* **Exercise**:
Write the entries out in full, matching them exactly.

• • • •

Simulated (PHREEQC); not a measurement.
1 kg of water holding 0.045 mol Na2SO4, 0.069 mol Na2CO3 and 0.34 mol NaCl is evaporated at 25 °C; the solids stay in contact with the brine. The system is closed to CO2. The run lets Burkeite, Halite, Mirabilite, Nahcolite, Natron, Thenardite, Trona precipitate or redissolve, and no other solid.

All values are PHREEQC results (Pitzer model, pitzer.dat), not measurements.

• • • •

* **Problem solution**:
Simulated (PHREEQC); not a measurement.
1 kg of water holding 0.045 mol Na2SO4, 0.069 mol Na2CO3 and 0.34 mol NaCl is evaporated at 25 °C; the solids stay in contact with the brine. The system is closed to CO2. The run lets Burkeite, Halite, Mirabilite, Nahcolite, Natron, Thenardite, Trona precipitate or redissolve, and no other solid.

All values are PHREEQC results (Pitzer model, pitzer.dat), not measurements.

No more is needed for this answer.